## PROVIDED INFORMATION
-.-.-
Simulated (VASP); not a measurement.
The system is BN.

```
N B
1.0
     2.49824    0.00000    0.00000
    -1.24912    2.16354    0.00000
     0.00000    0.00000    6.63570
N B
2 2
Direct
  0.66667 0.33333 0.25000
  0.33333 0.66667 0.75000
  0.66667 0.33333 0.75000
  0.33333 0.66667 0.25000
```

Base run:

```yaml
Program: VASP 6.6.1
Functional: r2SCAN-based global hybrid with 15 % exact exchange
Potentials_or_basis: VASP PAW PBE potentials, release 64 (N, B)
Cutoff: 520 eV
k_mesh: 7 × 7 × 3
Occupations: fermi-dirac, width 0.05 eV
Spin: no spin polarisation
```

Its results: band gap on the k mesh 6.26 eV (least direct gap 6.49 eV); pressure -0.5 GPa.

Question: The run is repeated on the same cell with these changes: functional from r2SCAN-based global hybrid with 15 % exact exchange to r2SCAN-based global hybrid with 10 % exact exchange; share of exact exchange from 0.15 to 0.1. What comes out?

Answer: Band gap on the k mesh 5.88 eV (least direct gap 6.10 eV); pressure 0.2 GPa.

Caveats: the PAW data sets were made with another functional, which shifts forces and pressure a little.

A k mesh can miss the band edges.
-.-.-

## WORK TASK
The output must consist solely of the lines from the first line of the records through the line containing "Caveats: the PAW", reproduced exactly.

## RESULT
Simulated (VASP); not a measurement.
The system is BN.

```
N B
1.0
     2.49824    0.00000    0.00000
    -1.24912    2.16354    0.00000
     0.00000    0.00000    6.63570
N B
2 2
Direct
  0.66667 0.33333 0.25000
  0.33333 0.66667 0.75000
  0.66667 0.33333 0.75000
  0.33333 0.66667 0.25000
```

Base run:

```yaml
Program: VASP 6.6.1
Functional: r2SCAN-based global hybrid with 15 % exact exchange
Potentials_or_basis: VASP PAW PBE potentials, release 64 (N, B)
Cutoff: 520 eV
k_mesh: 7 × 7 × 3
Occupations: fermi-dirac, width 0.05 eV
Spin: no spin polarisation
```

Its results: band gap on the k mesh 6.26 eV (least direct gap 6.49 eV); pressure -0.5 GPa.

Question: The run is repeated on the same cell with these changes: functional from r2SCAN-based global hybrid with 15 % exact exchange to r2SCAN-based global hybrid with 10 % exact exchange; share of exact exchange from 0.15 to 0.1. What comes out?

Answer: Band gap on the k mesh 5.88 eV (least direct gap 6.10 eV); pressure 0.2 GPa.

Caveats: the PAW data sets were made with another functional, which shifts forces and pressure a little.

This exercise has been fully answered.